◆ **ACTION ITEM**:
Print out the complete set of records below, exactly as they read.

** GIVEN ENTRIES follows **

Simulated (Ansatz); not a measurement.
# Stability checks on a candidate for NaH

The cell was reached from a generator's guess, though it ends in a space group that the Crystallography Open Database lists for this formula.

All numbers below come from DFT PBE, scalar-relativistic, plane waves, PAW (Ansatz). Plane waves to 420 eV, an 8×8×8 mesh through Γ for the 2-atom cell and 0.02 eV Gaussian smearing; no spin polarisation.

** End of GIVEN ENTRIES **

◆ **TASK OUTPUT**:
Simulated (Ansatz); not a measurement.
# Stability checks on a candidate for NaH

The cell was reached from a generator's guess, though it ends in a space group that the Crystallography Open Database lists for this formula.

All numbers below come from DFT PBE, scalar-relativistic, plane waves, PAW (Ansatz). Plane waves to 420 eV, an 8×8×8 mesh through Γ for the 2-atom cell and 0.02 eV Gaussian smearing; no spin polarisation.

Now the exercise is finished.